(Requirement):
Please set down every entry from the listing below, word for word.

- - - -

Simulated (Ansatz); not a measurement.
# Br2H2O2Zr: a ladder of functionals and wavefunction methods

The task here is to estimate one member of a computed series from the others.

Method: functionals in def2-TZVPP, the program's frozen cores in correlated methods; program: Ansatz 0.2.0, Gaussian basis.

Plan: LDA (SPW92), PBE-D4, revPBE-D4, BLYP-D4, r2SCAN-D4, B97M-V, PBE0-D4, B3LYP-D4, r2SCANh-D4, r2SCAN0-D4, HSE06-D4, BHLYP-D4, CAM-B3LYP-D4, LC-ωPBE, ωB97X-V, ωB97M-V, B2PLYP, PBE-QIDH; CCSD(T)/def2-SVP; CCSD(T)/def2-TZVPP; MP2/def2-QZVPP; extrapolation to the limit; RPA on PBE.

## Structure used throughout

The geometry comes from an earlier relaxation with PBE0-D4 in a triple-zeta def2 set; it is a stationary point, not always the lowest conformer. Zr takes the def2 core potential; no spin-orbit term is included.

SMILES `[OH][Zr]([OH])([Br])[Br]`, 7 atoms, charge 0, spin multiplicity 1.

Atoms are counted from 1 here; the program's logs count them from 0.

- - - -

(Task result):
Simulated (Ansatz); not a measurement.
# Br2H2O2Zr: a ladder of functionals and wavefunction methods

The task here is to estimate one member of a computed series from the others.

Method: functionals in def2-TZVPP, the program's frozen cores in correlated methods; program: Ansatz 0.2.0, Gaussian basis.

Plan: LDA (SPW92), PBE-D4, revPBE-D4, BLYP-D4, r2SCAN-D4, B97M-V, PBE0-D4, B3LYP-D4, r2SCANh-D4, r2SCAN0-D4, HSE06-D4, BHLYP-D4, CAM-B3LYP-D4, LC-ωPBE, ωB97X-V, ωB97M-V, B2PLYP, PBE-QIDH; CCSD(T)/def2-SVP; CCSD(T)/def2-TZVPP; MP2/def2-QZVPP; extrapolation to the limit; RPA on PBE.

## Structure used throughout

The geometry comes from an earlier relaxation with PBE0-D4 in a triple-zeta def2 set; it is a stationary point, not always the lowest conformer. Zr takes the def2 core potential; no spin-orbit term is included.

SMILES `[OH][Zr]([OH])([Br])[Br]`, 7 atoms, charge 0, spin multiplicity 1.

Atoms are counted from 1 here; the program's logs count them from 0.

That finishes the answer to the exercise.